--- START ---

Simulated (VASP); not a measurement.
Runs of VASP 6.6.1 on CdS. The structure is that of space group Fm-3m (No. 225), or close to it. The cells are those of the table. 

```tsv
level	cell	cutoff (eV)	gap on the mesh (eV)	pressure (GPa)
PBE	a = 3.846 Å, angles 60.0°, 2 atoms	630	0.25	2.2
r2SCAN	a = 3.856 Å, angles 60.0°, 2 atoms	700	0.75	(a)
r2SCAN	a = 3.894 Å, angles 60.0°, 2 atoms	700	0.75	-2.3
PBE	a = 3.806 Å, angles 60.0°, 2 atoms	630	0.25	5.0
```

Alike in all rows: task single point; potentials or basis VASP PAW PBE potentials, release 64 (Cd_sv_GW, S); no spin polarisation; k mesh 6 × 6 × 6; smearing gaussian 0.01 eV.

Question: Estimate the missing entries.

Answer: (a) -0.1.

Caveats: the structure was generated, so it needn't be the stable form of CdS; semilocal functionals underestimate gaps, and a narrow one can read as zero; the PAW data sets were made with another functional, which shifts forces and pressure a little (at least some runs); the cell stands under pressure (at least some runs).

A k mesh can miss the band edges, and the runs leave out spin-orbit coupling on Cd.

--- END ---

▸ Work request
Each record above has to be set down again, exactly and completely.

▸ Exercise solution
Simulated (VASP); not a measurement.
Runs of VASP 6.6.1 on CdS. The structure is that of space group Fm-3m (No. 225), or close to it. The cells are those of the table. 

```tsv
level	cell	cutoff (eV)	gap on the mesh (eV)	pressure (GPa)
PBE	a = 3.846 Å, angles 60.0°, 2 atoms	630	0.25	2.2
r2SCAN	a = 3.856 Å, angles 60.0°, 2 atoms	700	0.75	(a)
r2SCAN	a = 3.894 Å, angles 60.0°, 2 atoms	700	0.75	-2.3
PBE	a = 3.806 Å, angles 60.0°, 2 atoms	630	0.25	5.0
```

Alike in all rows: task single point; potentials or basis VASP PAW PBE potentials, release 64 (Cd_sv_GW, S); no spin polarisation; k mesh 6 × 6 × 6; smearing gaussian 0.01 eV.

Question: Estimate the missing entries.

Answer: (a) -0.1.

Caveats: the structure was generated, so it needn't be the stable form of CdS; semilocal functionals underestimate gaps, and a narrow one can read as zero; the PAW data sets were made with another functional, which shifts forces and pressure a little (at least some runs); the cell stands under pressure (at least some runs).

A k mesh can miss the band edges, and the runs leave out spin-orbit coupling on Cd.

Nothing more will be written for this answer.